• [Task item]
Restating the data exactly is the whole task.

__________________________________________________

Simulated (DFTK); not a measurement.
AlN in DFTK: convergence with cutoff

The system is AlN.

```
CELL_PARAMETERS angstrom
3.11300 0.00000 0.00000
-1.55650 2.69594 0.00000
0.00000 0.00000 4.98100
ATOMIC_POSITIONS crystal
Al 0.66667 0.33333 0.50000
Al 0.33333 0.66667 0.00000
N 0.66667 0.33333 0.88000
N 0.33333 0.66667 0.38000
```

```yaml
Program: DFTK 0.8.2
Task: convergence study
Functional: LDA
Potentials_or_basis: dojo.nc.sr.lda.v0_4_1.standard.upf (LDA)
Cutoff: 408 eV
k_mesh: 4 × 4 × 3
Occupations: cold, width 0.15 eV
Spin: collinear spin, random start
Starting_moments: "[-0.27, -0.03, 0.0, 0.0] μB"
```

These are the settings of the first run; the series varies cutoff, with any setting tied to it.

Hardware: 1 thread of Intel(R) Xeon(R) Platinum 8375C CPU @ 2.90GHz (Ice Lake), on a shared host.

__________________________________________________

• [Written answer]
Simulated (DFTK); not a measurement.
AlN in DFTK: convergence with cutoff

The system is AlN.

```
CELL_PARAMETERS angstrom
3.11300 0.00000 0.00000
-1.55650 2.69594 0.00000
0.00000 0.00000 4.98100
ATOMIC_POSITIONS crystal
Al 0.66667 0.33333 0.50000
Al 0.33333 0.66667 0.00000
N 0.66667 0.33333 0.88000
N 0.33333 0.66667 0.38000
```

```yaml
Program: DFTK 0.8.2
Task: convergence study
Functional: LDA
Potentials_or_basis: dojo.nc.sr.lda.v0_4_1.standard.upf (LDA)
Cutoff: 408 eV
k_mesh: 4 × 4 × 3
Occupations: cold, width 0.15 eV
Spin: collinear spin, random start
Starting_moments: "[-0.27, -0.03, 0.0, 0.0] μB"
```

These are the settings of the first run; the series varies cutoff, with any setting tied to it.

Hardware: 1 thread of Intel(R) Xeon(R) Platinum 8375C CPU @ 2.90GHz (Ice Lake), on a shared host.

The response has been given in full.